- INFORMATION SHOWN
※

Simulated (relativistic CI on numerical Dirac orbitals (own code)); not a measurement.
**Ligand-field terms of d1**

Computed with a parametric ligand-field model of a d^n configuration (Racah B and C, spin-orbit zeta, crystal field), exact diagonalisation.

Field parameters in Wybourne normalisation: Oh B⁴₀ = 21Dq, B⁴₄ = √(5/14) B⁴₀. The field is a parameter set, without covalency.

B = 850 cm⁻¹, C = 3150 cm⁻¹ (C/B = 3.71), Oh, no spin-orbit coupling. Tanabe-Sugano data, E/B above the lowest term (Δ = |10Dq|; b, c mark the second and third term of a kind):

※

Please give all the entries above again, exactly as they stand.

Simulated (relativistic CI on numerical Dirac orbitals (own code)); not a measurement.
**Ligand-field terms of d1**

Computed with a parametric ligand-field model of a d^n configuration (Racah B and C, spin-orbit zeta, crystal field), exact diagonalisation.

Field parameters in Wybourne normalisation: Oh B⁴₀ = 21Dq, B⁴₄ = √(5/14) B⁴₀. The field is a parameter set, without covalency.

B = 850 cm⁻¹, C = 3150 cm⁻¹ (C/B = 3.71), Oh, no spin-orbit coupling. Tanabe-Sugano data, E/B above the lowest term (Δ = |10Dq|; b, c mark the second and third term of a kind):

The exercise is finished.